-- Exercise data follows --

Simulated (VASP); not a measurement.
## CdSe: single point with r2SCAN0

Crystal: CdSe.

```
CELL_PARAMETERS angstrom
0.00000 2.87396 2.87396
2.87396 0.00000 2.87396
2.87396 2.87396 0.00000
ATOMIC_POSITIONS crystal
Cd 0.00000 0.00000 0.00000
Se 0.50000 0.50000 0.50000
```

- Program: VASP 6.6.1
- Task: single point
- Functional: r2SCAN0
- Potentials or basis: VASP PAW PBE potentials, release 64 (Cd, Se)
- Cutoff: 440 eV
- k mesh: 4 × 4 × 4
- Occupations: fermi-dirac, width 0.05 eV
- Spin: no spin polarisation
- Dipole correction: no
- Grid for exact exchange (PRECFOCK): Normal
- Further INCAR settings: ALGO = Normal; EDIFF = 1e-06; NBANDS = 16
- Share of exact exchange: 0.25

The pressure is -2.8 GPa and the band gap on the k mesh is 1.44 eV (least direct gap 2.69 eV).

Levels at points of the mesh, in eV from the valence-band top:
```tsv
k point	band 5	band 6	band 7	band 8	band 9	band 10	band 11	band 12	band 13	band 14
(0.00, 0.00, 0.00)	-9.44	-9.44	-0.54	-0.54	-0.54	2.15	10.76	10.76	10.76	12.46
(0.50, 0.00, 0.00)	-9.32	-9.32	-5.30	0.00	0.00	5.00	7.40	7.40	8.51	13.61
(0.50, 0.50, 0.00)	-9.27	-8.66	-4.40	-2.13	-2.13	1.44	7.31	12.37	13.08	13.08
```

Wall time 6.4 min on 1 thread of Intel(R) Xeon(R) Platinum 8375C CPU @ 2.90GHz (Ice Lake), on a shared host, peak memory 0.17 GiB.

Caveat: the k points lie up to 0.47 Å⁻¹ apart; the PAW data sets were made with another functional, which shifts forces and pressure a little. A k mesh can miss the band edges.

-- Exercise data concluded --

Work task: Begin with the first line of the records and reproduce each line as is, ending with the line that holds "Wall time 6.4".

Answer area:
Simulated (VASP); not a measurement.
## CdSe: single point with r2SCAN0

Crystal: CdSe.

```
CELL_PARAMETERS angstrom
0.00000 2.87396 2.87396
2.87396 0.00000 2.87396
2.87396 2.87396 0.00000
ATOMIC_POSITIONS crystal
Cd 0.00000 0.00000 0.00000
Se 0.50000 0.50000 0.50000
```

- Program: VASP 6.6.1
- Task: single point
- Functional: r2SCAN0
- Potentials or basis: VASP PAW PBE potentials, release 64 (Cd, Se)
- Cutoff: 440 eV
- k mesh: 4 × 4 × 4
- Occupations: fermi-dirac, width 0.05 eV
- Spin: no spin polarisation
- Dipole correction: no
- Grid for exact exchange (PRECFOCK): Normal
- Further INCAR settings: ALGO = Normal; EDIFF = 1e-06; NBANDS = 16
- Share of exact exchange: 0.25

The pressure is -2.8 GPa and the band gap on the k mesh is 1.44 eV (least direct gap 2.69 eV).

Levels at points of the mesh, in eV from the valence-band top:
```tsv
k point	band 5	band 6	band 7	band 8	band 9	band 10	band 11	band 12	band 13	band 14
(0.00, 0.00, 0.00)	-9.44	-9.44	-0.54	-0.54	-0.54	2.15	10.76	10.76	10.76	12.46
(0.50, 0.00, 0.00)	-9.32	-9.32	-5.30	0.00	0.00	5.00	7.40	7.40	8.51	13.61
(0.50, 0.50, 0.00)	-9.27	-8.66	-4.40	-2.13	-2.13	1.44	7.31	12.37	13.08	13.08
```

Wall time 6.4 min on 1 thread of Intel(R) Xeon(R) Platinum 8375C CPU @ 2.90GHz (Ice Lake), on a shared host, peak memory 0.17 GiB.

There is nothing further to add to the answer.